Work order:
Reproduce the data below line by line, from its first line to the line with "## 1. The starting structure", both included, and nothing past that point.

━━━━━━━━
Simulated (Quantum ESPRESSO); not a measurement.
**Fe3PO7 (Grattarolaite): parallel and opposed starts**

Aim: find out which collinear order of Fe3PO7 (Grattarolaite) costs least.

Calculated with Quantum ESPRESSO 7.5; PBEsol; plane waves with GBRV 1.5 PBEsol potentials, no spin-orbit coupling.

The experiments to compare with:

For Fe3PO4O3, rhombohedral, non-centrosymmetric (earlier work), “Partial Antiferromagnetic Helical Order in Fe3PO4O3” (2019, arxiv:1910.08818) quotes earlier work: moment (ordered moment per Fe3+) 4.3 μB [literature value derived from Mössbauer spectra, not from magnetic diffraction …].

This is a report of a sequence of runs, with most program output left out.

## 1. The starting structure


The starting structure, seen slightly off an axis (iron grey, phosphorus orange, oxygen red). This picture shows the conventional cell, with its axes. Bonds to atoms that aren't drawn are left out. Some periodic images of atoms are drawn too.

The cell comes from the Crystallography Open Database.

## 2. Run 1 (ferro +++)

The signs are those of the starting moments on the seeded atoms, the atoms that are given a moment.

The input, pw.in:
━━━━━━━━

Exercise result:
Simulated (Quantum ESPRESSO); not a measurement.
**Fe3PO7 (Grattarolaite): parallel and opposed starts**

Aim: find out which collinear order of Fe3PO7 (Grattarolaite) costs least.

Calculated with Quantum ESPRESSO 7.5; PBEsol; plane waves with GBRV 1.5 PBEsol potentials, no spin-orbit coupling.

The experiments to compare with:

For Fe3PO4O3, rhombohedral, non-centrosymmetric (earlier work), “Partial Antiferromagnetic Helical Order in Fe3PO4O3” (2019, arxiv:1910.08818) quotes earlier work: moment (ordered moment per Fe3+) 4.3 μB [literature value derived from Mössbauer spectra, not from magnetic diffraction …].

This is a report of a sequence of runs, with most program output left out.

## 1. The starting structure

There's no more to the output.